Take the entries that follow and return exactly the lines from the one holding "A perfectly stirred" through the one holding "Cantera simulation using", both included. Nothing else is needed.

═══ Stored data

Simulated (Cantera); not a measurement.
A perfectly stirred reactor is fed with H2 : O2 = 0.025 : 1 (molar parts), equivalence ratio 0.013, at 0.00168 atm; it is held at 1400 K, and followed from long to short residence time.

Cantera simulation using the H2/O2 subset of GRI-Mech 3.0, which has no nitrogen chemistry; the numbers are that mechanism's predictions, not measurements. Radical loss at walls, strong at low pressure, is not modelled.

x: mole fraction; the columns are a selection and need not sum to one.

══════

Result.
A perfectly stirred reactor is fed with H2 : O2 = 0.025 : 1 (molar parts), equivalence ratio 0.013, at 0.00168 atm; it is held at 1400 K, and followed from long to short residence time.

Cantera simulation using the H2/O2 subset of GRI-Mech 3.0, which has no nitrogen chemistry; the numbers are that mechanism's predictions, not measurements. Radical loss at walls, strong at low pressure, is not modelled.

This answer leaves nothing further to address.